* TASK ITEM: Your task is to reproduce exactly the lines that run from the beginning of the data through the line where "What was changed" appears.

□ □ □

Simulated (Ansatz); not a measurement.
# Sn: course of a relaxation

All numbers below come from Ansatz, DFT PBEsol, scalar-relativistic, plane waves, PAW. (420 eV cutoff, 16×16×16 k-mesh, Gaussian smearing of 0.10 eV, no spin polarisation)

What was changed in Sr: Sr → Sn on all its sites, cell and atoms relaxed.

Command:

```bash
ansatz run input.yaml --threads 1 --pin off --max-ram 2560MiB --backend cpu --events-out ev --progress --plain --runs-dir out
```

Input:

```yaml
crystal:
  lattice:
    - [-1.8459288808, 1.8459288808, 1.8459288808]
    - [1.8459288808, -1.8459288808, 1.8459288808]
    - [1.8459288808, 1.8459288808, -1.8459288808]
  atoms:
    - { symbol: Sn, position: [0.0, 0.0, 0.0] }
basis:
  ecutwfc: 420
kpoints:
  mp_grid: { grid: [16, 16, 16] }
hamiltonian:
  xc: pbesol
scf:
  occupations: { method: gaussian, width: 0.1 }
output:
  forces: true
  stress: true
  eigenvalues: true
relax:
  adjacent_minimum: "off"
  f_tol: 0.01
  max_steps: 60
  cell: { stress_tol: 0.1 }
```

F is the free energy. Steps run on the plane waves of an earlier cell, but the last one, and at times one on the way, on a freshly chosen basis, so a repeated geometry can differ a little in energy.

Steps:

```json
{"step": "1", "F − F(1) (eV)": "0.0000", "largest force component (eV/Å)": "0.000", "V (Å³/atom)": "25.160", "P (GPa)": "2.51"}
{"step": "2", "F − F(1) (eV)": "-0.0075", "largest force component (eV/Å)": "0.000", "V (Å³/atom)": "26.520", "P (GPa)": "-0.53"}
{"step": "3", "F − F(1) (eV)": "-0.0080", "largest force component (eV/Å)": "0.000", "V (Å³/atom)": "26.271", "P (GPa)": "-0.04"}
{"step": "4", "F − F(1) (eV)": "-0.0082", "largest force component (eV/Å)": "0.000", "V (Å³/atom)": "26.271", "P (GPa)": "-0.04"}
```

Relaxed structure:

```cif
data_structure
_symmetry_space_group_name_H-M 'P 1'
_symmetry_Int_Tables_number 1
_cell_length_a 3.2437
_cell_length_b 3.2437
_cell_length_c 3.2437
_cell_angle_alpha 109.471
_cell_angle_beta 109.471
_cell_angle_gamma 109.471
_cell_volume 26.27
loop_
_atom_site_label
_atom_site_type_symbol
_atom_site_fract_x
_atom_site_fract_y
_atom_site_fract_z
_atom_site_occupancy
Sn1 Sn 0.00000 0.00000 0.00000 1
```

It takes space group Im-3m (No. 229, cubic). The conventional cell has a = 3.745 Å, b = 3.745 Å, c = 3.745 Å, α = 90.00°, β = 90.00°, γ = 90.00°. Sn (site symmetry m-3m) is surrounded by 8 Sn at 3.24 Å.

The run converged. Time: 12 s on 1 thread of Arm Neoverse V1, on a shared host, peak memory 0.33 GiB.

□ □ □

* YOUR SOLUTION:
Simulated (Ansatz); not a measurement.
# Sn: course of a relaxation

All numbers below come from Ansatz, DFT PBEsol, scalar-relativistic, plane waves, PAW. (420 eV cutoff, 16×16×16 k-mesh, Gaussian smearing of 0.10 eV, no spin polarisation)

What was changed in Sr: Sr → Sn on all its sites, cell and atoms relaxed.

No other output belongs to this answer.